# DATASET EXCERPTS
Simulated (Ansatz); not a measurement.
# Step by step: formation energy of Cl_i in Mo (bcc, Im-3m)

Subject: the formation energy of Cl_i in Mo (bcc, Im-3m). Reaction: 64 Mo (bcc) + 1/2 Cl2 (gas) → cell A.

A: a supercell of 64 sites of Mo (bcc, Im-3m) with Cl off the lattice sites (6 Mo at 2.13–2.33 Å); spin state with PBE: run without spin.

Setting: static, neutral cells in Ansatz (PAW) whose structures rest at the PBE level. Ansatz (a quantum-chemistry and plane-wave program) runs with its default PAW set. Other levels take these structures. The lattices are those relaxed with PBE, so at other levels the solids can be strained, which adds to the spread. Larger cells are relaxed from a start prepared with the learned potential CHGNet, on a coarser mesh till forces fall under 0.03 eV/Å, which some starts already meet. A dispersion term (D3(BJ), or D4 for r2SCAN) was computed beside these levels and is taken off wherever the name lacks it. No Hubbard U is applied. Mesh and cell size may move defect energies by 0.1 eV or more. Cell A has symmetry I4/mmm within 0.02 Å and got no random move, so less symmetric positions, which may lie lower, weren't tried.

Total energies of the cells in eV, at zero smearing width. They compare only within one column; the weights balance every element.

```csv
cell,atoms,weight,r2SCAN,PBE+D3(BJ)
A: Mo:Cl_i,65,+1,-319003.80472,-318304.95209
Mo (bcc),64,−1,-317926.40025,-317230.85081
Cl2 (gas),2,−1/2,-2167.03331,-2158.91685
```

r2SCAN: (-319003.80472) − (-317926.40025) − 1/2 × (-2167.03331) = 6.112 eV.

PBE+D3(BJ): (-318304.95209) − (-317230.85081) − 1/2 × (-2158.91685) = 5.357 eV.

# WORK INSTRUCTION
Retype, exactly as written, everything from the first line of the data above through the line containing "Subject: the formation". Nothing else should appear.

# RESPONSE
Simulated (Ansatz); not a measurement.
# Step by step: formation energy of Cl_i in Mo (bcc, Im-3m)

Subject: the formation energy of Cl_i in Mo (bcc, Im-3m). Reaction: 64 Mo (bcc) + 1/2 Cl2 (gas) → cell A.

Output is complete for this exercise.